▸ **ACTION ITEM**: Each line of the entries, from the first to the line containing "- 1.3, dark forward voltage at 1 A/cm²", is to be transcribed exactly as it stands; include no other lines.

▸ **DATASET EXCERPTS**:
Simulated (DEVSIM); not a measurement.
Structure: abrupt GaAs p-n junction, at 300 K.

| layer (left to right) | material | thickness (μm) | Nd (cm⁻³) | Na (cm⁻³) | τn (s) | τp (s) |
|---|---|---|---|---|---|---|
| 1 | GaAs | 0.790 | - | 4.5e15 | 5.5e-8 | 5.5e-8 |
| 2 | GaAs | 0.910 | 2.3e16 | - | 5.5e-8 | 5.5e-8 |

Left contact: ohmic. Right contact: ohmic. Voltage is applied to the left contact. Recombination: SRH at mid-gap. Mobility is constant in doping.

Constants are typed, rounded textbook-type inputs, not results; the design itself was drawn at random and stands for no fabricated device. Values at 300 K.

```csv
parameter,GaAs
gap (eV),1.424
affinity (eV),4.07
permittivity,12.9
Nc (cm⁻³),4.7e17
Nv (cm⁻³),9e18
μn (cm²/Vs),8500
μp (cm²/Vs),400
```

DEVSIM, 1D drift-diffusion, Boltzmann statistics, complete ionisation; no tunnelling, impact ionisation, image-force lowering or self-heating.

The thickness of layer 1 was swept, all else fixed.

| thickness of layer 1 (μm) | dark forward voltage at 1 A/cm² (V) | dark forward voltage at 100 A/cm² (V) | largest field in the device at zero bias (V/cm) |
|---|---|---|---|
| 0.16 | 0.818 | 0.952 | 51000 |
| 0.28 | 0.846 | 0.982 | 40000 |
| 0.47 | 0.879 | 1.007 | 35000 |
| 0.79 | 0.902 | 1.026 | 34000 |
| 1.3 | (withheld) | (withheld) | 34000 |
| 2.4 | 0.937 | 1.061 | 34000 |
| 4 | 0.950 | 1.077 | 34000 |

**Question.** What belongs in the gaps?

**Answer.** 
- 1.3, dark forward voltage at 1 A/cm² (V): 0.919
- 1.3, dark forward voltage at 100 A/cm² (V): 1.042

▸ **PROBLEM SOLUTION**:
Simulated (DEVSIM); not a measurement.
Structure: abrupt GaAs p-n junction, at 300 K.

| layer (left to right) | material | thickness (μm) | Nd (cm⁻³) | Na (cm⁻³) | τn (s) | τp (s) |
|---|---|---|---|---|---|---|
| 1 | GaAs | 0.790 | - | 4.5e15 | 5.5e-8 | 5.5e-8 |
| 2 | GaAs | 0.910 | 2.3e16 | - | 5.5e-8 | 5.5e-8 |

Left contact: ohmic. Right contact: ohmic. Voltage is applied to the left contact. Recombination: SRH at mid-gap. Mobility is constant in doping.

Constants are typed, rounded textbook-type inputs, not results; the design itself was drawn at random and stands for no fabricated device. Values at 300 K.

```csv
parameter,GaAs
gap (eV),1.424
affinity (eV),4.07
permittivity,12.9
Nc (cm⁻³),4.7e17
Nv (cm⁻³),9e18
μn (cm²/Vs),8500
μp (cm²/Vs),400
```

DEVSIM, 1D drift-diffusion, Boltzmann statistics, complete ionisation; no tunnelling, impact ionisation, image-force lowering or self-heating.

The thickness of layer 1 was swept, all else fixed.

| thickness of layer 1 (μm) | dark forward voltage at 1 A/cm² (V) | dark forward voltage at 100 A/cm² (V) | largest field in the device at zero bias (V/cm) |
|---|---|---|---|
| 0.16 | 0.818 | 0.952 | 51000 |
| 0.28 | 0.846 | 0.982 | 40000 |
| 0.47 | 0.879 | 1.007 | 35000 |
| 0.79 | 0.902 | 1.026 | 34000 |
| 1.3 | (withheld) | (withheld) | 34000 |
| 2.4 | 0.937 | 1.061 | 34000 |
| 4 | 0.950 | 1.077 | 34000 |

**Question.** What belongs in the gaps?

**Answer.** 
- 1.3, dark forward voltage at 1 A/cm² (V): 0.919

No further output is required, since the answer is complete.